### Work task
Only those lines running from the start of the listing below through the line that holds "The last column sets both beta to zero." are to be written out, exactly and in full.

————————
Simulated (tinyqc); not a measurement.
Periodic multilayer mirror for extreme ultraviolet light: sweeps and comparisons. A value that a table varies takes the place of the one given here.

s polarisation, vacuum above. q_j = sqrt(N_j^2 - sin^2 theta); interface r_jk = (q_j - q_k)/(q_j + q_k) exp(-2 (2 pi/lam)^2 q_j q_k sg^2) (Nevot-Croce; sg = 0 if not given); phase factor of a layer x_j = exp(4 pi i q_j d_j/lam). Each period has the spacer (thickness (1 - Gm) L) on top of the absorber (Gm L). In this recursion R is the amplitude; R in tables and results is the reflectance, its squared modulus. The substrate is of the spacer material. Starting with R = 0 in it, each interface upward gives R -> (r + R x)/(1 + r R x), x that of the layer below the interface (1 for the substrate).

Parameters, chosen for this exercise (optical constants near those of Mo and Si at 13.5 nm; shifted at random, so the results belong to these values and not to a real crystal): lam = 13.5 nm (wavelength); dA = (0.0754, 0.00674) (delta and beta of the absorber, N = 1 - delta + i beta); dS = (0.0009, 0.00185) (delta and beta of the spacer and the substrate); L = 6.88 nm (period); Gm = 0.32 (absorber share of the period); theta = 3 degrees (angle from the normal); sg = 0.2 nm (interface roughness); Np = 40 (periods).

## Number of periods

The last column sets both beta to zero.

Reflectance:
————————

### Exercise result
Simulated (tinyqc); not a measurement.
Periodic multilayer mirror for extreme ultraviolet light: sweeps and comparisons. A value that a table varies takes the place of the one given here.

s polarisation, vacuum above. q_j = sqrt(N_j^2 - sin^2 theta); interface r_jk = (q_j - q_k)/(q_j + q_k) exp(-2 (2 pi/lam)^2 q_j q_k sg^2) (Nevot-Croce; sg = 0 if not given); phase factor of a layer x_j = exp(4 pi i q_j d_j/lam). Each period has the spacer (thickness (1 - Gm) L) on top of the absorber (Gm L). In this recursion R is the amplitude; R in tables and results is the reflectance, its squared modulus. The substrate is of the spacer material. Starting with R = 0 in it, each interface upward gives R -> (r + R x)/(1 + r R x), x that of the layer below the interface (1 for the substrate).

Parameters, chosen for this exercise (optical constants near those of Mo and Si at 13.5 nm; shifted at random, so the results belong to these values and not to a real crystal): lam = 13.5 nm (wavelength); dA = (0.0754, 0.00674) (delta and beta of the absorber, N = 1 - delta + i beta); dS = (0.0009, 0.00185) (delta and beta of the spacer and the substrate); L = 6.88 nm (period); Gm = 0.32 (absorber share of the period); theta = 3 degrees (angle from the normal); sg = 0.2 nm (interface roughness); Np = 40 (periods).

## Number of periods

The last column sets both beta to zero.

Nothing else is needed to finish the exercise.